An exact copy of all entries is the expected answer.

((
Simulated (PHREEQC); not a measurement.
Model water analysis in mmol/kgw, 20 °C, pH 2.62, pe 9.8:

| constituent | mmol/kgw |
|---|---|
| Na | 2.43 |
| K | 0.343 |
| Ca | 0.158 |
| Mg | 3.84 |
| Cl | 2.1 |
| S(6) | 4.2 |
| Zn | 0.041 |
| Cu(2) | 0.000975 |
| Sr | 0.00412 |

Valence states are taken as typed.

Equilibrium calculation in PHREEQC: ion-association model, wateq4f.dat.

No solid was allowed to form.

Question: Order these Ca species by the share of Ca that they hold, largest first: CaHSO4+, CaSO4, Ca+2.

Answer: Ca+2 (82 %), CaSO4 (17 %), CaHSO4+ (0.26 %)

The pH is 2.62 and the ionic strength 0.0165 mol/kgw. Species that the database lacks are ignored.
))

**Task response:**
Simulated (PHREEQC); not a measurement.
Model water analysis in mmol/kgw, 20 °C, pH 2.62, pe 9.8:

| constituent | mmol/kgw |
|---|---|
| Na | 2.43 |
| K | 0.343 |
| Ca | 0.158 |
| Mg | 3.84 |
| Cl | 2.1 |
| S(6) | 4.2 |
| Zn | 0.041 |
| Cu(2) | 0.000975 |
| Sr | 0.00412 |

Valence states are taken as typed.

Equilibrium calculation in PHREEQC: ion-association model, wateq4f.dat.

No solid was allowed to form.

Question: Order these Ca species by the share of Ca that they hold, largest first: CaHSO4+, CaSO4, Ca+2.

Answer: Ca+2 (82 %), CaSO4 (17 %), CaHSO4+ (0.26 %)

The pH is 2.62 and the ionic strength 0.0165 mol/kgw. Species that the database lacks are ignored.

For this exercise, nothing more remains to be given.